- Requirement -
Every entry below must be copied exactly, with nothing left out.

- Records provided -
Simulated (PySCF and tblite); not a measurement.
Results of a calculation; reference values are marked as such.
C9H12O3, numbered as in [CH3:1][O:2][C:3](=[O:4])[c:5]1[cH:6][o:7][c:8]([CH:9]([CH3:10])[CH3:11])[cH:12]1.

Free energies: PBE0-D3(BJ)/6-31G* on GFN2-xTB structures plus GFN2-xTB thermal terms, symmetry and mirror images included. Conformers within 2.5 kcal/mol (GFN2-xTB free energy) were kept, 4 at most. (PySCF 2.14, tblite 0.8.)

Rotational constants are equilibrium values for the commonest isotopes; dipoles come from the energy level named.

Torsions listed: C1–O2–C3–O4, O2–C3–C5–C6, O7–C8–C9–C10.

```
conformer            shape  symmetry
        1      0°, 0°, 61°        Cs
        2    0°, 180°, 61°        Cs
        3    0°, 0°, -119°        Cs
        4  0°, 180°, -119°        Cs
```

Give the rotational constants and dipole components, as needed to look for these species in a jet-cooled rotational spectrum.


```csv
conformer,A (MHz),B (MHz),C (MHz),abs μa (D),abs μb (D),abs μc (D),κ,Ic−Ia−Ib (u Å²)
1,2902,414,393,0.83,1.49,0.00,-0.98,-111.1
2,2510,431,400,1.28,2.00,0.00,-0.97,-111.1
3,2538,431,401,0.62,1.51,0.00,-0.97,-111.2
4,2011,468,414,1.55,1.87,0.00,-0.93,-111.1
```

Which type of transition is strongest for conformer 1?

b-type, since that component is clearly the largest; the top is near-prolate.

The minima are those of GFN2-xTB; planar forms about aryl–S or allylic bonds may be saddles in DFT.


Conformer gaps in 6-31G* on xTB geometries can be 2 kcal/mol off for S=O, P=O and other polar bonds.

- Answer space -
Simulated (PySCF and tblite); not a measurement.
Results of a calculation; reference values are marked as such.
C9H12O3, numbered as in [CH3:1][O:2][C:3](=[O:4])[c:5]1[cH:6][o:7][c:8]([CH:9]([CH3:10])[CH3:11])[cH:12]1.

Free energies: PBE0-D3(BJ)/6-31G* on GFN2-xTB structures plus GFN2-xTB thermal terms, symmetry and mirror images included. Conformers within 2.5 kcal/mol (GFN2-xTB free energy) were kept, 4 at most. (PySCF 2.14, tblite 0.8.)

Rotational constants are equilibrium values for the commonest isotopes; dipoles come from the energy level named.

Torsions listed: C1–O2–C3–O4, O2–C3–C5–C6, O7–C8–C9–C10.

```
conformer            shape  symmetry
        1      0°, 0°, 61°        Cs
        2    0°, 180°, 61°        Cs
        3    0°, 0°, -119°        Cs
        4  0°, 180°, -119°        Cs
```

Give the rotational constants and dipole components, as needed to look for these species in a jet-cooled rotational spectrum.


```csv
conformer,A (MHz),B (MHz),C (MHz),abs μa (D),abs μb (D),abs μc (D),κ,Ic−Ia−Ib (u Å²)
1,2902,414,393,0.83,1.49,0.00,-0.98,-111.1
2,2510,431,400,1.28,2.00,0.00,-0.97,-111.1
3,2538,431,401,0.62,1.51,0.00,-0.97,-111.2
4,2011,468,414,1.55,1.87,0.00,-0.93,-111.1
```

Which type of transition is strongest for conformer 1?

b-type, since that component is clearly the largest; the top is near-prolate.

The minima are those of GFN2-xTB; planar forms about aryl–S or allylic bonds may be saddles in DFT.


Conformer gaps in 6-31G* on xTB geometries can be 2 kcal/mol off for S=O, P=O and other polar bonds.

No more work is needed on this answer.